- [Work instruction]
Take the entries below and return them unchanged.

- [Information given]
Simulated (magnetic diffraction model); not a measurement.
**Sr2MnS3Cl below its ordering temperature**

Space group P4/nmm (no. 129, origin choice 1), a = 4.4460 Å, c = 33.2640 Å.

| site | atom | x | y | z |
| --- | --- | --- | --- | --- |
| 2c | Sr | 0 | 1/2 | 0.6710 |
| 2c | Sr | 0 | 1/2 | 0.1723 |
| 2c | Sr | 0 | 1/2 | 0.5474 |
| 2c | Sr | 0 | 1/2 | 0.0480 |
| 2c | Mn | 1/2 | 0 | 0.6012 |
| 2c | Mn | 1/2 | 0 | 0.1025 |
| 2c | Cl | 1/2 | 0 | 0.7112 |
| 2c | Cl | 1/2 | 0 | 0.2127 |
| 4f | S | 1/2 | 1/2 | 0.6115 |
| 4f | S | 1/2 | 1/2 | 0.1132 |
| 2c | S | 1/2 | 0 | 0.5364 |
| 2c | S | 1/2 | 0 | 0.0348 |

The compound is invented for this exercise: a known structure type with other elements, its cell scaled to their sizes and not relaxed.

- [Exercise result]
Simulated (magnetic diffraction model); not a measurement.
**Sr2MnS3Cl below its ordering temperature**

Space group P4/nmm (no. 129, origin choice 1), a = 4.4460 Å, c = 33.2640 Å.

| site | atom | x | y | z |
| --- | --- | --- | --- | --- |
| 2c | Sr | 0 | 1/2 | 0.6710 |
| 2c | Sr | 0 | 1/2 | 0.1723 |
| 2c | Sr | 0 | 1/2 | 0.5474 |
| 2c | Sr | 0 | 1/2 | 0.0480 |
| 2c | Mn | 1/2 | 0 | 0.6012 |
| 2c | Mn | 1/2 | 0 | 0.1025 |
| 2c | Cl | 1/2 | 0 | 0.7112 |
| 2c | Cl | 1/2 | 0 | 0.2127 |
| 4f | S | 1/2 | 1/2 | 0.6115 |
| 4f | S | 1/2 | 1/2 | 0.1132 |
| 2c | S | 1/2 | 0 | 0.5364 |
| 2c | S | 1/2 | 0 | 0.0348 |

The compound is invented for this exercise: a known structure type with other elements, its cell scaled to their sizes and not relaxed.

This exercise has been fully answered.